## BRIEF
The expected output is the first line of the data below and every line after it, up to and including the line containing "## (1) The starting structure", each reproduced exactly.

Start of ENTRIES SUPPLIED

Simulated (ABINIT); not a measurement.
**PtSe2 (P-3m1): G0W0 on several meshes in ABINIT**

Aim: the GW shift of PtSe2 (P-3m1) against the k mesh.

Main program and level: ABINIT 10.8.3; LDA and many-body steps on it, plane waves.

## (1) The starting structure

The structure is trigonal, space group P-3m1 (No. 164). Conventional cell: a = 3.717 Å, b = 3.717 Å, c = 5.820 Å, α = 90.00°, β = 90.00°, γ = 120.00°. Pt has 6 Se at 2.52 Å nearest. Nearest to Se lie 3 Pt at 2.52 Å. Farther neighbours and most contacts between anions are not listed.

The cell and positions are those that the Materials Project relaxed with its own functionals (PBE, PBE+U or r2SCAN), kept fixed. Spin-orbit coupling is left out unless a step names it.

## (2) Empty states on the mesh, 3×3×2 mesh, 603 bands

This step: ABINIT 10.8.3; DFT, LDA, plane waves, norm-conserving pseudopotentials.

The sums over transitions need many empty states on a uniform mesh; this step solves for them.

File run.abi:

End of ENTRIES SUPPLIED

## EXERCISE SOLUTION
Simulated (ABINIT); not a measurement.
**PtSe2 (P-3m1): G0W0 on several meshes in ABINIT**

Aim: the GW shift of PtSe2 (P-3m1) against the k mesh.

Main program and level: ABINIT 10.8.3; LDA and many-body steps on it, plane waves.

## (1) The starting structure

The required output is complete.